= = = = = = =
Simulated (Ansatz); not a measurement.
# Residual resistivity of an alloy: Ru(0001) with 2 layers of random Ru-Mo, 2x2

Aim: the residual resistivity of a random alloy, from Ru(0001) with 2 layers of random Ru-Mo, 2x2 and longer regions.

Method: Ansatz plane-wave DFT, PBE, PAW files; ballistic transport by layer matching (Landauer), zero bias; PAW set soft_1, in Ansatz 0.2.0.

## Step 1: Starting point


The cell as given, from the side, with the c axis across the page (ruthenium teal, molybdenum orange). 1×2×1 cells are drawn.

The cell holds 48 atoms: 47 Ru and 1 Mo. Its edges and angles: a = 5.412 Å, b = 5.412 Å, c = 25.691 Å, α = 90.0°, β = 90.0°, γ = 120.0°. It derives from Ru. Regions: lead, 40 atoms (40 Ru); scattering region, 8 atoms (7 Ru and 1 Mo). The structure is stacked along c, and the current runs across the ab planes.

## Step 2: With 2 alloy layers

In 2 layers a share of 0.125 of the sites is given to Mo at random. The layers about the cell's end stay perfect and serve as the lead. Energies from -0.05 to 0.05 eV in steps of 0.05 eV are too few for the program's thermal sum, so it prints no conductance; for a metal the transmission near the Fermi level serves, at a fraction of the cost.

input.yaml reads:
= = = = = = =

Work item:
The records above need to be duplicated. Keep every word unchanged.

Exercise answer:
Simulated (Ansatz); not a measurement.
# Residual resistivity of an alloy: Ru(0001) with 2 layers of random Ru-Mo, 2x2

Aim: the residual resistivity of a random alloy, from Ru(0001) with 2 layers of random Ru-Mo, 2x2 and longer regions.

Method: Ansatz plane-wave DFT, PBE, PAW files; ballistic transport by layer matching (Landauer), zero bias; PAW set soft_1, in Ansatz 0.2.0.

## Step 1: Starting point


The cell as given, from the side, with the c axis across the page (ruthenium teal, molybdenum orange). 1×2×1 cells are drawn.

The cell holds 48 atoms: 47 Ru and 1 Mo. Its edges and angles: a = 5.412 Å, b = 5.412 Å, c = 25.691 Å, α = 90.0°, β = 90.0°, γ = 120.0°. It derives from Ru. Regions: lead, 40 atoms (40 Ru); scattering region, 8 atoms (7 Ru and 1 Mo). The structure is stacked along c, and the current runs across the ab planes.

## Step 2: With 2 alloy layers

In 2 layers a share of 0.125 of the sites is given to Mo at random. The layers about the cell's end stay perfect and serve as the lead. Energies from -0.05 to 0.05 eV in steps of 0.05 eV are too few for the program's thermal sum, so it prints no conductance; for a metal the transmission near the Fermi level serves, at a fraction of the cost.

input.yaml reads:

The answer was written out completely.